....................

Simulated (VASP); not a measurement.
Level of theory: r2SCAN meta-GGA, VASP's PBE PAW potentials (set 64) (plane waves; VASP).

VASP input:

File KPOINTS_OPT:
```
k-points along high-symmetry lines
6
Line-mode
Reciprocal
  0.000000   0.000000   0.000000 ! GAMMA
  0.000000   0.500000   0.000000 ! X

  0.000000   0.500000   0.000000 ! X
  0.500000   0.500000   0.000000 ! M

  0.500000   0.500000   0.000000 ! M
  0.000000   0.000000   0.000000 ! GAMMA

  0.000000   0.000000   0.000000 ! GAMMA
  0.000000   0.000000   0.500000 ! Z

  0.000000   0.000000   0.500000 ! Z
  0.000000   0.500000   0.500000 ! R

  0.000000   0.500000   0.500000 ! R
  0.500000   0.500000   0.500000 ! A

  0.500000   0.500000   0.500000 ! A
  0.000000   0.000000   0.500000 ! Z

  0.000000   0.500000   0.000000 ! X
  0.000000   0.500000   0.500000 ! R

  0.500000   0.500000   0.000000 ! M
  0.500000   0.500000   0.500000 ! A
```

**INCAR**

....................

- _BRIEF_:
Nothing in the listing above may be altered; transcribe all of it.

- _WRITTEN SOLUTION_:
Simulated (VASP); not a measurement.
Level of theory: r2SCAN meta-GGA, VASP's PBE PAW potentials (set 64) (plane waves; VASP).

VASP input:

File KPOINTS_OPT:
```
k-points along high-symmetry lines
6
Line-mode
Reciprocal
  0.000000   0.000000   0.000000 ! GAMMA
  0.000000   0.500000   0.000000 ! X

  0.000000   0.500000   0.000000 ! X
  0.500000   0.500000   0.000000 ! M

  0.500000   0.500000   0.000000 ! M
  0.000000   0.000000   0.000000 ! GAMMA

  0.000000   0.000000   0.000000 ! GAMMA
  0.000000   0.000000   0.500000 ! Z

  0.000000   0.000000   0.500000 ! Z
  0.000000   0.500000   0.500000 ! R

  0.000000   0.500000   0.500000 ! R
  0.500000   0.500000   0.500000 ! A

  0.500000   0.500000   0.500000 ! A
  0.000000   0.000000   0.500000 ! Z

  0.000000   0.500000   0.000000 ! X
  0.000000   0.500000   0.500000 ! R

  0.500000   0.500000   0.000000 ! M
  0.500000   0.500000   0.500000 ! A
```

**INCAR**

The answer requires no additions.